GIVEN DATA –
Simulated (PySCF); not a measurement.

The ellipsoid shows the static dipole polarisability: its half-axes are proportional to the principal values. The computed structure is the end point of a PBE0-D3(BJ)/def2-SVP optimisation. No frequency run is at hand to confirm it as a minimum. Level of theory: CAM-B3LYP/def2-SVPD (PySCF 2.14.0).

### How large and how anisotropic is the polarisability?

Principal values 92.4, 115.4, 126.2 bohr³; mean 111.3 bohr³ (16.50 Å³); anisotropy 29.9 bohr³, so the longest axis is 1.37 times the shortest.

ACTIVITY –
The required response is a complete, exact copy of the records.

TASK OUTPUT –
Simulated (PySCF); not a measurement.

The ellipsoid shows the static dipole polarisability: its half-axes are proportional to the principal values. The computed structure is the end point of a PBE0-D3(BJ)/def2-SVP optimisation. No frequency run is at hand to confirm it as a minimum. Level of theory: CAM-B3LYP/def2-SVPD (PySCF 2.14.0).

### How large and how anisotropic is the polarisability?

Principal values 92.4, 115.4, 126.2 bohr³; mean 111.3 bohr³ (16.50 Å³); anisotropy 29.9 bohr³, so the longest axis is 1.37 times the shortest.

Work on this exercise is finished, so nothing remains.